**TASK ITEM**: Write out all of the data without omission, exactly as shown.

++++++++
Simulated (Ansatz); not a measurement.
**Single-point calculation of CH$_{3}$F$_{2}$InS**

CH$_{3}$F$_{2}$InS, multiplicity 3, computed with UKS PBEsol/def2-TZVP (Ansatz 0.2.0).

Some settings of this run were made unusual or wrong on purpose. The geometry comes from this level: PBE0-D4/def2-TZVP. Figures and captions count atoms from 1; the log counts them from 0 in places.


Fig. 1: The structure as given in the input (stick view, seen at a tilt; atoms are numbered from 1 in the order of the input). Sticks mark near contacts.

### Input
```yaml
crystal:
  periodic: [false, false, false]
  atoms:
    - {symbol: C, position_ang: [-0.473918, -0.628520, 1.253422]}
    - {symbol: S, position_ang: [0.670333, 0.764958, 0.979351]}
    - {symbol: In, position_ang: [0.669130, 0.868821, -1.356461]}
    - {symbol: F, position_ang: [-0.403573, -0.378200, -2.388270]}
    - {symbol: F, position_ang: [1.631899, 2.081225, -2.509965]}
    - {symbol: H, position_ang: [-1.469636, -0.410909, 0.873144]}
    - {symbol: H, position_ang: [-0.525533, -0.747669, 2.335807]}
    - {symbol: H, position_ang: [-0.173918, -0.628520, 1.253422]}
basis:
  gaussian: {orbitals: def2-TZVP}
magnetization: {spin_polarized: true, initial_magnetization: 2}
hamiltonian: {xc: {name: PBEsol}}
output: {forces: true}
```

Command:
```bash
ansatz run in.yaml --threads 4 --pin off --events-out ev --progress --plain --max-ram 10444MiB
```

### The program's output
++++++++

**PROBLEM SOLUTION**:
Simulated (Ansatz); not a measurement.
**Single-point calculation of CH$_{3}$F$_{2}$InS**

CH$_{3}$F$_{2}$InS, multiplicity 3, computed with UKS PBEsol/def2-TZVP (Ansatz 0.2.0).

Some settings of this run were made unusual or wrong on purpose. The geometry comes from this level: PBE0-D4/def2-TZVP. Figures and captions count atoms from 1; the log counts them from 0 in places.


Fig. 1: The structure as given in the input (stick view, seen at a tilt; atoms are numbered from 1 in the order of the input). Sticks mark near contacts.

### Input
```yaml
crystal:
  periodic: [false, false, false]
  atoms:
    - {symbol: C, position_ang: [-0.473918, -0.628520, 1.253422]}
    - {symbol: S, position_ang: [0.670333, 0.764958, 0.979351]}
    - {symbol: In, position_ang: [0.669130, 0.868821, -1.356461]}
    - {symbol: F, position_ang: [-0.403573, -0.378200, -2.388270]}
    - {symbol: F, position_ang: [1.631899, 2.081225, -2.509965]}
    - {symbol: H, position_ang: [-1.469636, -0.410909, 0.873144]}
    - {symbol: H, position_ang: [-0.525533, -0.747669, 2.335807]}
    - {symbol: H, position_ang: [-0.173918, -0.628520, 1.253422]}
basis:
  gaussian: {orbitals: def2-TZVP}
magnetization: {spin_polarized: true, initial_magnetization: 2}
hamiltonian: {xc: {name: PBEsol}}
output: {forces: true}
```

Command:
```bash
ansatz run in.yaml --threads 4 --pin off --events-out ev --progress --plain --max-ram 10444MiB
```

### The program's output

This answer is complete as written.